> SUPPLIED INFORMATION:
==*==

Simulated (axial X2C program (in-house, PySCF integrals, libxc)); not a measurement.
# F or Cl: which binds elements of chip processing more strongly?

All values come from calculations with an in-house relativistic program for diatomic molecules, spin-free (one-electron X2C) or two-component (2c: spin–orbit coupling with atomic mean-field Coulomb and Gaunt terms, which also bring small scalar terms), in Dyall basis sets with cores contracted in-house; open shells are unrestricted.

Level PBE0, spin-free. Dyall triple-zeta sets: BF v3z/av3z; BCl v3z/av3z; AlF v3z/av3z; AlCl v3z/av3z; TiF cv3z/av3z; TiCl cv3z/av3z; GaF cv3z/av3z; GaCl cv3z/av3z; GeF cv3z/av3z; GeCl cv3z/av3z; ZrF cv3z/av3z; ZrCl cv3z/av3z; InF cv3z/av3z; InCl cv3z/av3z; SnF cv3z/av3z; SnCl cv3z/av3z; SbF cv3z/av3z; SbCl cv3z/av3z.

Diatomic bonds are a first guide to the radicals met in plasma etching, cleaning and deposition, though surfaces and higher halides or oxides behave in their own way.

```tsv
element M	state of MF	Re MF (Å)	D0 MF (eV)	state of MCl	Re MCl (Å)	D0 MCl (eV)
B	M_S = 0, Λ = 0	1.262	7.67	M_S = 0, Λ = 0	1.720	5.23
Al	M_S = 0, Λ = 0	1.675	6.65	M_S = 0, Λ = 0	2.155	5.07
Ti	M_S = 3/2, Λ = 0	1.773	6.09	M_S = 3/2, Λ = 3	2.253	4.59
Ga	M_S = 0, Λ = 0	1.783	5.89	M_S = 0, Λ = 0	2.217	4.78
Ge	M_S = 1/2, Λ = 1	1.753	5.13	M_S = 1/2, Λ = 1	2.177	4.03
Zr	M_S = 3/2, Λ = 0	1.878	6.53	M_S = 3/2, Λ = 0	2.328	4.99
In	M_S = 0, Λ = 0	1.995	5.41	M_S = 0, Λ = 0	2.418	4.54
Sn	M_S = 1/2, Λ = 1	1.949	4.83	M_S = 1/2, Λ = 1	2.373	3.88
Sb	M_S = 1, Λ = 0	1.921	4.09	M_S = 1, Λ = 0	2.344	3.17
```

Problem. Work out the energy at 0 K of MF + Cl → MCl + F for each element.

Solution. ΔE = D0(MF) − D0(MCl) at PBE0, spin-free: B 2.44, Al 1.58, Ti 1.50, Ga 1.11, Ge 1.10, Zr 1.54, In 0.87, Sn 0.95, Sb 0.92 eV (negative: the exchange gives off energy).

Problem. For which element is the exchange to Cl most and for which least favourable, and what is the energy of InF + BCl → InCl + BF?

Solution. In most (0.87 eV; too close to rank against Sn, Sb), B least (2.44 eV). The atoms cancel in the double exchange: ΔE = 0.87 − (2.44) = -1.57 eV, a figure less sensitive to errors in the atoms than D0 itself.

==*==

> WORK ITEM: Return, unchanged, the run of lines above that opens with the line containing "Problem. Work out" and closes with the line containing "Problem. For which". Include both.

> RESPONSE:
Problem. Work out the energy at 0 K of MF + Cl → MCl + F for each element.

Solution. ΔE = D0(MF) − D0(MCl) at PBE0, spin-free: B 2.44, Al 1.58, Ti 1.50, Ga 1.11, Ge 1.10, Zr 1.54, In 0.87, Sn 0.95, Sb 0.92 eV (negative: the exchange gives off energy).

Problem. For which element is the exchange to Cl most and for which least favourable, and what is the energy of InF + BCl → InCl + BF?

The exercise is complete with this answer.